Work order
Repeat every entry, word for word, leaving no line out.

Provided data
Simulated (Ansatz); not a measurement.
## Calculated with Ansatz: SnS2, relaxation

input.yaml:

Solution
Simulated (Ansatz); not a measurement.
## Calculated with Ansatz: SnS2, relaxation

input.yaml:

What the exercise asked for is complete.